[Opening Supplied information section]
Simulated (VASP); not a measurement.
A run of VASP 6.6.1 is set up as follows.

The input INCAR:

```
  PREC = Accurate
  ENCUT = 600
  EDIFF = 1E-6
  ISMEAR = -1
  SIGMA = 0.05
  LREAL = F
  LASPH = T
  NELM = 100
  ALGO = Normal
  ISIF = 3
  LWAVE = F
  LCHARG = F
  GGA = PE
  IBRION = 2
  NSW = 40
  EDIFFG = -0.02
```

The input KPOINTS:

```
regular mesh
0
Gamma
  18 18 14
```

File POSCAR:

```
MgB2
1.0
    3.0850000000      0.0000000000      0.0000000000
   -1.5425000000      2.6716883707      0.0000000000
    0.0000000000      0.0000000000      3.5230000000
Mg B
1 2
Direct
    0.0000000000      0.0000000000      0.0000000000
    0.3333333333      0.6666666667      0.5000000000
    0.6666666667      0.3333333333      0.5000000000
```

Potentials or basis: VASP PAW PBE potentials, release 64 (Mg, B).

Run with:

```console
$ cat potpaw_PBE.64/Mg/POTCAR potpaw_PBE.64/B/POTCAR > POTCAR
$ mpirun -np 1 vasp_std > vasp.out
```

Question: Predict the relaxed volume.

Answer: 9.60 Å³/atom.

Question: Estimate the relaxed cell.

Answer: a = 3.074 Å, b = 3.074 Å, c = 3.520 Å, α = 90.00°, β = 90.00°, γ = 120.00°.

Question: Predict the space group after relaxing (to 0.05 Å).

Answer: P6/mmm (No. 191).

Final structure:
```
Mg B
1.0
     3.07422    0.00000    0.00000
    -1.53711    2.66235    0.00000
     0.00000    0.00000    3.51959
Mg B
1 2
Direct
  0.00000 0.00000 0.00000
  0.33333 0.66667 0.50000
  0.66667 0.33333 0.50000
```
[Closing Supplied information section]

Exercise: What you output must match the lines from the beginning of the material through the line with "Answer: a = 3.074" exactly, both ends included.

Written solution:
Simulated (VASP); not a measurement.
A run of VASP 6.6.1 is set up as follows.

The input INCAR:

```
  PREC = Accurate
  ENCUT = 600
  EDIFF = 1E-6
  ISMEAR = -1
  SIGMA = 0.05
  LREAL = F
  LASPH = T
  NELM = 100
  ALGO = Normal
  ISIF = 3
  LWAVE = F
  LCHARG = F
  GGA = PE
  IBRION = 2
  NSW = 40
  EDIFFG = -0.02
```

The input KPOINTS:

```
regular mesh
0
Gamma
  18 18 14
```

File POSCAR:

```
MgB2
1.0
    3.0850000000      0.0000000000      0.0000000000
   -1.5425000000      2.6716883707      0.0000000000
    0.0000000000      0.0000000000      3.5230000000
Mg B
1 2
Direct
    0.0000000000      0.0000000000      0.0000000000
    0.3333333333      0.6666666667      0.5000000000
    0.6666666667      0.3333333333      0.5000000000
```

Potentials or basis: VASP PAW PBE potentials, release 64 (Mg, B).

Run with:

```console
$ cat potpaw_PBE.64/Mg/POTCAR potpaw_PBE.64/B/POTCAR > POTCAR
$ mpirun -np 1 vasp_std > vasp.out
```

Question: Predict the relaxed volume.

Answer: 9.60 Å³/atom.

Question: Estimate the relaxed cell.

Answer: a = 3.074 Å, b = 3.074 Å, c = 3.520 Å, α = 90.00°, β = 90.00°, γ = 120.00°.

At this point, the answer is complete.